BRIEF: When the line containing "## Resistance of" appears in the data below, begin copying there and stop only after the line containing "A round via".

RECORDS PROVIDED:

#####

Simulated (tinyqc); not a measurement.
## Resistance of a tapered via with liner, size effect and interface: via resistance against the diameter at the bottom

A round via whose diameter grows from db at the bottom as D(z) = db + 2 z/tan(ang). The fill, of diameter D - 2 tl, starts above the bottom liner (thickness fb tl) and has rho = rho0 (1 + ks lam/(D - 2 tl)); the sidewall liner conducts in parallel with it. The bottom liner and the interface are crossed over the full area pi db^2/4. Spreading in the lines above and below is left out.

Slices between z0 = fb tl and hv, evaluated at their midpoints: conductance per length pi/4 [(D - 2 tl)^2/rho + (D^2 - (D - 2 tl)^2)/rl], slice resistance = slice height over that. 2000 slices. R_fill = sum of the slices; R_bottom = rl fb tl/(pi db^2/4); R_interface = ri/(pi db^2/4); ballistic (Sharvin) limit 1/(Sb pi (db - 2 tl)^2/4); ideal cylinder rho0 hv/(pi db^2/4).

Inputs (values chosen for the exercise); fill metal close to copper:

#####

ANSWER BOX:
## Resistance of a tapered via with liner, size effect and interface: via resistance against the diameter at the bottom

A round via whose diameter grows from db at the bottom as D(z) = db + 2 z/tan(ang). The fill, of diameter D - 2 tl, starts above the bottom liner (thickness fb tl) and has rho = rho0 (1 + ks lam/(D - 2 tl)); the sidewall liner conducts in parallel with it. The bottom liner and the interface are crossed over the full area pi db^2/4. Spreading in the lines above and below is left out.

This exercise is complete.